> _ACTIVITY_: Starting at the line containing "hydrogen, H2, SMILES [H][H], point group D∞h." and ending at the line containing "Q: Work out", print every line of the material below exactly, both ends included, and stop there.

> _SOURCE INFORMATION_:
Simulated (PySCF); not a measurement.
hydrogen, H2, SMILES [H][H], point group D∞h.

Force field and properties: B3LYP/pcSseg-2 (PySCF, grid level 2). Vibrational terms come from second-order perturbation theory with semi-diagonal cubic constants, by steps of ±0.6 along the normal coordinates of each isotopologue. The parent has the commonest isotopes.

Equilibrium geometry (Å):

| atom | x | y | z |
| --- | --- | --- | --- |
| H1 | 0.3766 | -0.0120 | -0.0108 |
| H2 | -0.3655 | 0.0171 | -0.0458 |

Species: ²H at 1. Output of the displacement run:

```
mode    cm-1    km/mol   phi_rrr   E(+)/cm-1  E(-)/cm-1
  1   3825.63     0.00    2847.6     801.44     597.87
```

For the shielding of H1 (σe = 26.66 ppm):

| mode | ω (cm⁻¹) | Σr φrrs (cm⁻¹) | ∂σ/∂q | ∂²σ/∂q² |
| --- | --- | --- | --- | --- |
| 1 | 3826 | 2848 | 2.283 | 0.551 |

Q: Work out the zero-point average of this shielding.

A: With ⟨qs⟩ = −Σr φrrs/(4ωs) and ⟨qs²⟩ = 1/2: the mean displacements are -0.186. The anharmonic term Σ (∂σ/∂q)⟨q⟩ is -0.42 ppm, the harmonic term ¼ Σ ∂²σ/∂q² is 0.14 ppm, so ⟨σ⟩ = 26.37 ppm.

> _RESPONSE BOX_:
hydrogen, H2, SMILES [H][H], point group D∞h.

Force field and properties: B3LYP/pcSseg-2 (PySCF, grid level 2). Vibrational terms come from second-order perturbation theory with semi-diagonal cubic constants, by steps of ±0.6 along the normal coordinates of each isotopologue. The parent has the commonest isotopes.

Equilibrium geometry (Å):

| atom | x | y | z |
| --- | --- | --- | --- |
| H1 | 0.3766 | -0.0120 | -0.0108 |
| H2 | -0.3655 | 0.0171 | -0.0458 |

Species: ²H at 1. Output of the displacement run:

```
mode    cm-1    km/mol   phi_rrr   E(+)/cm-1  E(-)/cm-1
  1   3825.63     0.00    2847.6     801.44     597.87
```

For the shielding of H1 (σe = 26.66 ppm):

| mode | ω (cm⁻¹) | Σr φrrs (cm⁻¹) | ∂σ/∂q | ∂²σ/∂q² |
| --- | --- | --- | --- | --- |
| 1 | 3826 | 2848 | 2.283 | 0.551 |

Q: Work out the zero-point average of this shielding.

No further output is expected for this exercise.